> **WORK TASK**
A single stretch of the material below is to be transcribed exactly, starting at the line with "Program: VASP 6.6.1." and ending after the line with "B. level PBE;".

[[ MATERIAL PROVIDED, beginning ]]

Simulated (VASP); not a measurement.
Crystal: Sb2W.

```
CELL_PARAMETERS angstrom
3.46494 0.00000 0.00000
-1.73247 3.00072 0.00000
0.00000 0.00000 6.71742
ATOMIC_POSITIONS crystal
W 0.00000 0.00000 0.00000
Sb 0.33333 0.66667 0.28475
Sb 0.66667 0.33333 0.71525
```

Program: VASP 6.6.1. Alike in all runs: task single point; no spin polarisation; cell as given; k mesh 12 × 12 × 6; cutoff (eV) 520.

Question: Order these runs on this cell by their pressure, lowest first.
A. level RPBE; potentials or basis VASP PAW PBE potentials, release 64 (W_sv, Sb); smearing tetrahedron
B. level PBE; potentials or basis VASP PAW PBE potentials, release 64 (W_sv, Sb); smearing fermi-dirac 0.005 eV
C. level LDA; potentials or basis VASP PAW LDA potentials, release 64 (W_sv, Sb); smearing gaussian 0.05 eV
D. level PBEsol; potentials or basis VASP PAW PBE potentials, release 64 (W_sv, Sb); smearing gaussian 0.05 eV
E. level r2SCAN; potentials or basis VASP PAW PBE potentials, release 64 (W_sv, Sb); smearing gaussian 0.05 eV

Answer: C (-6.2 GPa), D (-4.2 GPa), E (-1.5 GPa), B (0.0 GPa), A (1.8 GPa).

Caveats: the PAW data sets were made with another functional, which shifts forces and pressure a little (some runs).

[[ MATERIAL PROVIDED, end ]]

> **RESULT**
Program: VASP 6.6.1. Alike in all runs: task single point; no spin polarisation; cell as given; k mesh 12 × 12 × 6; cutoff (eV) 520.

Question: Order these runs on this cell by their pressure, lowest first.
A. level RPBE; potentials or basis VASP PAW PBE potentials, release 64 (W_sv, Sb); smearing tetrahedron
B. level PBE; potentials or basis VASP PAW PBE potentials, release 64 (W_sv, Sb); smearing fermi-dirac 0.005 eV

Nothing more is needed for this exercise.